[[ EXCERPTED RECORDS, beginning ]]
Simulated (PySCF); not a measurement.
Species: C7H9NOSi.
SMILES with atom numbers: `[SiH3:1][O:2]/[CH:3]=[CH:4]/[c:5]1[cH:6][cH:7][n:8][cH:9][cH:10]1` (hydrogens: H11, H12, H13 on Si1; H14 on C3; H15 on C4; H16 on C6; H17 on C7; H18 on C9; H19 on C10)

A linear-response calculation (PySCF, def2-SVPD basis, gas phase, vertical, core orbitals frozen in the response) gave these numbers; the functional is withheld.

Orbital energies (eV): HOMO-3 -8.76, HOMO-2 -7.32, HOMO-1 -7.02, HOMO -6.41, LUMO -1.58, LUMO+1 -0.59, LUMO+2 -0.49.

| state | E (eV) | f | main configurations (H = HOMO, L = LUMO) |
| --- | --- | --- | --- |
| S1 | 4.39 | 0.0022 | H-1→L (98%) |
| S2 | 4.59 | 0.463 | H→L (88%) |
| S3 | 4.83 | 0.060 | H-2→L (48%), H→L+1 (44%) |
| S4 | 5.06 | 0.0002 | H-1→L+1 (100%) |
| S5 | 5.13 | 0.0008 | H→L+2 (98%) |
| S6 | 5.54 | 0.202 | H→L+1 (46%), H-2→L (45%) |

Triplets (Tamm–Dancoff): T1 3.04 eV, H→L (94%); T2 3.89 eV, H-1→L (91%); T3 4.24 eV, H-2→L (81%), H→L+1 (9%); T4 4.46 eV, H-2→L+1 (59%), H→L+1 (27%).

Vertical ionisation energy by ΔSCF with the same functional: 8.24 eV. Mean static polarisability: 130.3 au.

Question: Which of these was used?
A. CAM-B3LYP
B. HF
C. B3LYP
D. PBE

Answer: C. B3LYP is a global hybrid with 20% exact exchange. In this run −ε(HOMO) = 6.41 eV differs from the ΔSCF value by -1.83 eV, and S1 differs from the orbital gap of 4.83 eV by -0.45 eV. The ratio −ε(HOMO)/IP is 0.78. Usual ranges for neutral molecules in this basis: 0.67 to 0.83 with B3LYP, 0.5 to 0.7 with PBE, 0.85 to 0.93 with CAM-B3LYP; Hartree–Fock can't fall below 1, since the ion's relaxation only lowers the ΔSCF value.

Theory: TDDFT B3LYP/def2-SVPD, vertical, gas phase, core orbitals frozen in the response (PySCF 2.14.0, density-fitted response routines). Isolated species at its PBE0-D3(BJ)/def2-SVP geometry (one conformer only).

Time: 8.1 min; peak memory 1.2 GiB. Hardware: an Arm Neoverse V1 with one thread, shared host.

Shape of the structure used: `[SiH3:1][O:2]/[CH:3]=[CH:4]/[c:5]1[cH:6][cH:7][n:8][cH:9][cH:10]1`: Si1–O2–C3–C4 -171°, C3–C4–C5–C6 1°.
[[ EXCERPTED RECORDS, end ]]

Ending with the line containing "H-1→L+1 (100%) |", please print exactly the lines of the material above from its first line onward, and nothing else.

Simulated (PySCF); not a measurement.
Species: C7H9NOSi.
SMILES with atom numbers: `[SiH3:1][O:2]/[CH:3]=[CH:4]/[c:5]1[cH:6][cH:7][n:8][cH:9][cH:10]1` (hydrogens: H11, H12, H13 on Si1; H14 on C3; H15 on C4; H16 on C6; H17 on C7; H18 on C9; H19 on C10)

A linear-response calculation (PySCF, def2-SVPD basis, gas phase, vertical, core orbitals frozen in the response) gave these numbers; the functional is withheld.

Orbital energies (eV): HOMO-3 -8.76, HOMO-2 -7.32, HOMO-1 -7.02, HOMO -6.41, LUMO -1.58, LUMO+1 -0.59, LUMO+2 -0.49.

| state | E (eV) | f | main configurations (H = HOMO, L = LUMO) |
| --- | --- | --- | --- |
| S1 | 4.39 | 0.0022 | H-1→L (98%) |
| S2 | 4.59 | 0.463 | H→L (88%) |
| S3 | 4.83 | 0.060 | H-2→L (48%), H→L+1 (44%) |
| S4 | 5.06 | 0.0002 | H-1→L+1 (100%) |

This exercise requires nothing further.